*** MATERIAL PROVIDED ***

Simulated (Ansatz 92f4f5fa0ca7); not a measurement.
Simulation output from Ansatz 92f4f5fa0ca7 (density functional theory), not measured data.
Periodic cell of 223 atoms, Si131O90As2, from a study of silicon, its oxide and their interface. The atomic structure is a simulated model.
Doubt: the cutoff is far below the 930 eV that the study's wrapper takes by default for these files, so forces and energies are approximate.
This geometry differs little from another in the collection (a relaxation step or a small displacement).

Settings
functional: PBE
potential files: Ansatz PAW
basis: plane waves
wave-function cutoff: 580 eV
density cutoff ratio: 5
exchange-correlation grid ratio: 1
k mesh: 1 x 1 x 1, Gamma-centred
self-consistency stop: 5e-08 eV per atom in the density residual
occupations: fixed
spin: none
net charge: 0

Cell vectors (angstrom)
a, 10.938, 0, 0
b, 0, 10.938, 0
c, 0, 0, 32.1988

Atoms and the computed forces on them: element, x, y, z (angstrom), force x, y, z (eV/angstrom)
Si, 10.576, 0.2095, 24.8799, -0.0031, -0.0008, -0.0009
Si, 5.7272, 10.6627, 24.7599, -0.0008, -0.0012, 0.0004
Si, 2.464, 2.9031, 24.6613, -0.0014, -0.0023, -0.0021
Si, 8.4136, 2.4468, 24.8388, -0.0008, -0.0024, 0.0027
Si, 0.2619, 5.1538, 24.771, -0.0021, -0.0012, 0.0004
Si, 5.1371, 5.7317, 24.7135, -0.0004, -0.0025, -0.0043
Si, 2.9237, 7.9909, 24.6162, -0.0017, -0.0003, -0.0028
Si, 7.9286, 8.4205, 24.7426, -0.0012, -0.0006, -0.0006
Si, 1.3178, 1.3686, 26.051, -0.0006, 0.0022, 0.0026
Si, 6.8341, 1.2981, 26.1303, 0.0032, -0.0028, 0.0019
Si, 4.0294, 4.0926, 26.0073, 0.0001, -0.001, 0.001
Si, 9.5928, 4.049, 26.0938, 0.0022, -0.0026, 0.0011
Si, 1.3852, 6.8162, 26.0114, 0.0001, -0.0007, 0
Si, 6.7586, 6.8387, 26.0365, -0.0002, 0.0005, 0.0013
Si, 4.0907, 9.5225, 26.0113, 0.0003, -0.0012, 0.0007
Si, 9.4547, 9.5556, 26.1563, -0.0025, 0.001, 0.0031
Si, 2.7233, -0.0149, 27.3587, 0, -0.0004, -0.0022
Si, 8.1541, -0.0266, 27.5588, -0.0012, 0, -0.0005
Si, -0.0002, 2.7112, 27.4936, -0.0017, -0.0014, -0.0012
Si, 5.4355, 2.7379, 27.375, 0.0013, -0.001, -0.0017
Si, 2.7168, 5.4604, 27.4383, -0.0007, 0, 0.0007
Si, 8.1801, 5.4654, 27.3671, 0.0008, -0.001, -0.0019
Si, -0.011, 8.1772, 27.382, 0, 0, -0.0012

*** End of MATERIAL PROVIDED ***

WORK ORDER -> Copy the lines above exactly, from the very first through the one containing "Si, 2.7168, 5.4604, 27.4383, -0.0007, 0, 0.0007", and include no other line.

ANSWER SECTION ->
Simulated (Ansatz 92f4f5fa0ca7); not a measurement.
Simulation output from Ansatz 92f4f5fa0ca7 (density functional theory), not measured data.
Periodic cell of 223 atoms, Si131O90As2, from a study of silicon, its oxide and their interface. The atomic structure is a simulated model.
Doubt: the cutoff is far below the 930 eV that the study's wrapper takes by default for these files, so forces and energies are approximate.
This geometry differs little from another in the collection (a relaxation step or a small displacement).

Settings
functional: PBE
potential files: Ansatz PAW
basis: plane waves
wave-function cutoff: 580 eV
density cutoff ratio: 5
exchange-correlation grid ratio: 1
k mesh: 1 x 1 x 1, Gamma-centred
self-consistency stop: 5e-08 eV per atom in the density residual
occupations: fixed
spin: none
net charge: 0

Cell vectors (angstrom)
a, 10.938, 0, 0
b, 0, 10.938, 0
c, 0, 0, 32.1988

Atoms and the computed forces on them: element, x, y, z (angstrom), force x, y, z (eV/angstrom)
Si, 10.576, 0.2095, 24.8799, -0.0031, -0.0008, -0.0009
Si, 5.7272, 10.6627, 24.7599, -0.0008, -0.0012, 0.0004
Si, 2.464, 2.9031, 24.6613, -0.0014, -0.0023, -0.0021
Si, 8.4136, 2.4468, 24.8388, -0.0008, -0.0024, 0.0027
Si, 0.2619, 5.1538, 24.771, -0.0021, -0.0012, 0.0004
Si, 5.1371, 5.7317, 24.7135, -0.0004, -0.0025, -0.0043
Si, 2.9237, 7.9909, 24.6162, -0.0017, -0.0003, -0.0028
Si, 7.9286, 8.4205, 24.7426, -0.0012, -0.0006, -0.0006
Si, 1.3178, 1.3686, 26.051, -0.0006, 0.0022, 0.0026
Si, 6.8341, 1.2981, 26.1303, 0.0032, -0.0028, 0.0019
Si, 4.0294, 4.0926, 26.0073, 0.0001, -0.001, 0.001
Si, 9.5928, 4.049, 26.0938, 0.0022, -0.0026, 0.0011
Si, 1.3852, 6.8162, 26.0114, 0.0001, -0.0007, 0
Si, 6.7586, 6.8387, 26.0365, -0.0002, 0.0005, 0.0013
Si, 4.0907, 9.5225, 26.0113, 0.0003, -0.0012, 0.0007
Si, 9.4547, 9.5556, 26.1563, -0.0025, 0.001, 0.0031
Si, 2.7233, -0.0149, 27.3587, 0, -0.0004, -0.0022
Si, 8.1541, -0.0266, 27.5588, -0.0012, 0, -0.0005
Si, -0.0002, 2.7112, 27.4936, -0.0017, -0.0014, -0.0012
Si, 5.4355, 2.7379, 27.375, 0.0013, -0.001, -0.0017
Si, 2.7168, 5.4604, 27.4383, -0.0007, 0, 0.0007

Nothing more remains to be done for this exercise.